§ **Work item**
Give every line of the listing word for word, beginning at the first and including the line with "Where the default" as the last.

.....

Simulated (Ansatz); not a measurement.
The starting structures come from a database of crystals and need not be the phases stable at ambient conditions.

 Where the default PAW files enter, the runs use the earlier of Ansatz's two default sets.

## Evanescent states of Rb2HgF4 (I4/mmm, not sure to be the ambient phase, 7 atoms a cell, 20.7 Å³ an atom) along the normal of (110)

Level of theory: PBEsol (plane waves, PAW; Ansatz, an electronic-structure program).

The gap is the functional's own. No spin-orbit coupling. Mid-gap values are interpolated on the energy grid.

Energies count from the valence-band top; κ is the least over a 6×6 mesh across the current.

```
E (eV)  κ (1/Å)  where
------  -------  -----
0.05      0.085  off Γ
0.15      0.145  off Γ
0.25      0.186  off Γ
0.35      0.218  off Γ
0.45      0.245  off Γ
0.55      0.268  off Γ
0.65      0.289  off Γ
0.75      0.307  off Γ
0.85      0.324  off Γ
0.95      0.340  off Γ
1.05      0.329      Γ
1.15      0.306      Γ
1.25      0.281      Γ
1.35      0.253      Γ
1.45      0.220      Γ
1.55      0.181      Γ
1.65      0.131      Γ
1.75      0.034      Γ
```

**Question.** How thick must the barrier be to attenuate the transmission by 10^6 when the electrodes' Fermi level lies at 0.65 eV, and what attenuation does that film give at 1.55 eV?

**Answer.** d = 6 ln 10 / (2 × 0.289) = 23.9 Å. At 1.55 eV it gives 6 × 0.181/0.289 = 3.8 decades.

.....

§ **Written response**
Simulated (Ansatz); not a measurement.
The starting structures come from a database of crystals and need not be the phases stable at ambient conditions.

 Where the default PAW files enter, the runs use the earlier of Ansatz's two default sets.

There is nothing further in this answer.